## Extracted data
══════
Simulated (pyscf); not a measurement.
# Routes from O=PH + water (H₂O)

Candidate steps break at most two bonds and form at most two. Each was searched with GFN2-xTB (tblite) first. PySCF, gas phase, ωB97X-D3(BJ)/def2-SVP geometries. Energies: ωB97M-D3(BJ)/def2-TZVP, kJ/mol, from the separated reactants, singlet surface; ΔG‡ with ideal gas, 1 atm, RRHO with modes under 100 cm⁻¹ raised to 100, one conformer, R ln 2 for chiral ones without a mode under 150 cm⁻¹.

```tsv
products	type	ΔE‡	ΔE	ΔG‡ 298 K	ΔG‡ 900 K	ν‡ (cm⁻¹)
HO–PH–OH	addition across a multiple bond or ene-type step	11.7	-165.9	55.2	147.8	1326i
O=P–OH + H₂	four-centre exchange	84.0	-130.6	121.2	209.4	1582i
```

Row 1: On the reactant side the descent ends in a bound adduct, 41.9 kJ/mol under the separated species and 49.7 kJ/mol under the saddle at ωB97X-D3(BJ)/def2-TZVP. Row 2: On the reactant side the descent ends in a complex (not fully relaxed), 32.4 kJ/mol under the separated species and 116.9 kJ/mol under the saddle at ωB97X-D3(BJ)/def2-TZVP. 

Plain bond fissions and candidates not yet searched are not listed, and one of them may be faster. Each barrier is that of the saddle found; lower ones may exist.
══════

## Work instruction
Keep both end lines and retype everything in the records above from the line containing "Candidate steps break" through the line containing "Row 1: On the", exactly, with nothing else.

## Your response
Candidate steps break at most two bonds and form at most two. Each was searched with GFN2-xTB (tblite) first. PySCF, gas phase, ωB97X-D3(BJ)/def2-SVP geometries. Energies: ωB97M-D3(BJ)/def2-TZVP, kJ/mol, from the separated reactants, singlet surface; ΔG‡ with ideal gas, 1 atm, RRHO with modes under 100 cm⁻¹ raised to 100, one conformer, R ln 2 for chiral ones without a mode under 150 cm⁻¹.

```tsv
products	type	ΔE‡	ΔE	ΔG‡ 298 K	ΔG‡ 900 K	ν‡ (cm⁻¹)
HO–PH–OH	addition across a multiple bond or ene-type step	11.7	-165.9	55.2	147.8	1326i
O=P–OH + H₂	four-centre exchange	84.0	-130.6	121.2	209.4	1582i
```

Row 1: On the reactant side the descent ends in a bound adduct, 41.9 kJ/mol under the separated species and 49.7 kJ/mol under the saddle at ωB97X-D3(BJ)/def2-TZVP. Row 2: On the reactant side the descent ends in a complex (not fully relaxed), 32.4 kJ/mol under the separated species and 116.9 kJ/mol under the saddle at ωB97X-D3(BJ)/def2-TZVP. 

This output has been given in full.